> [INFORMATION]:
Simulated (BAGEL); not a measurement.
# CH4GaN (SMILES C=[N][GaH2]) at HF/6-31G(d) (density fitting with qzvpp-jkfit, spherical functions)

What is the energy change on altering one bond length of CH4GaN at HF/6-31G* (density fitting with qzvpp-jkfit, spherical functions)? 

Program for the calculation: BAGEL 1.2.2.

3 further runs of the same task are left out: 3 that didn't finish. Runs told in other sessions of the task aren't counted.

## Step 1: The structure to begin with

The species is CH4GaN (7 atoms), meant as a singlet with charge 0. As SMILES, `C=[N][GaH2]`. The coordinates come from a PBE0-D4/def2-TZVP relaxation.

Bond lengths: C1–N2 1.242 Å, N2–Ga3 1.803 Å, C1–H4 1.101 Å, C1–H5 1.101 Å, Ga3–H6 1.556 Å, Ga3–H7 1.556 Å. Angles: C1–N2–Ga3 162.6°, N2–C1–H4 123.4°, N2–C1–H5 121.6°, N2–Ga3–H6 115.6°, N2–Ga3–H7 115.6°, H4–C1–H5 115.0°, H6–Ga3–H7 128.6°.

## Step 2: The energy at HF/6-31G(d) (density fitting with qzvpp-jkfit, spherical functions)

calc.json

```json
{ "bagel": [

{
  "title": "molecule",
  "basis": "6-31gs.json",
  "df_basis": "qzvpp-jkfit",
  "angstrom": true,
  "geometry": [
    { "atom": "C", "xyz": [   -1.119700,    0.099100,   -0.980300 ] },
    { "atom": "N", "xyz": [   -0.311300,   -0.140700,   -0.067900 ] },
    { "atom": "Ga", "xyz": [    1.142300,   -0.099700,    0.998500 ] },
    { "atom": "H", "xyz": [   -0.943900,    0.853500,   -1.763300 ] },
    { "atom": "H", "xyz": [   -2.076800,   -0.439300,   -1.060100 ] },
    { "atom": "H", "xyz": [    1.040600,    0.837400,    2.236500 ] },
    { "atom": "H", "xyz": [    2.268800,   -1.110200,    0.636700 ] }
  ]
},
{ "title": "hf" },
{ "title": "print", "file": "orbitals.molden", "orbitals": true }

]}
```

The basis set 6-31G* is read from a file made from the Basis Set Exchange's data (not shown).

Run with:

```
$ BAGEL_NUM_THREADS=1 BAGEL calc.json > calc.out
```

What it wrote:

> [EXERCISE]:
All lines in the data above from the one with "What is the" through the one with "The species is" must be repeated exactly, and no others.

> [EXERCISE RESPONSE]:
What is the energy change on altering one bond length of CH4GaN at HF/6-31G* (density fitting with qzvpp-jkfit, spherical functions)? 

Program for the calculation: BAGEL 1.2.2.

3 further runs of the same task are left out: 3 that didn't finish. Runs told in other sessions of the task aren't counted.

## Step 1: The structure to begin with

The species is CH4GaN (7 atoms), meant as a singlet with charge 0. As SMILES, `C=[N][GaH2]`. The coordinates come from a PBE0-D4/def2-TZVP relaxation.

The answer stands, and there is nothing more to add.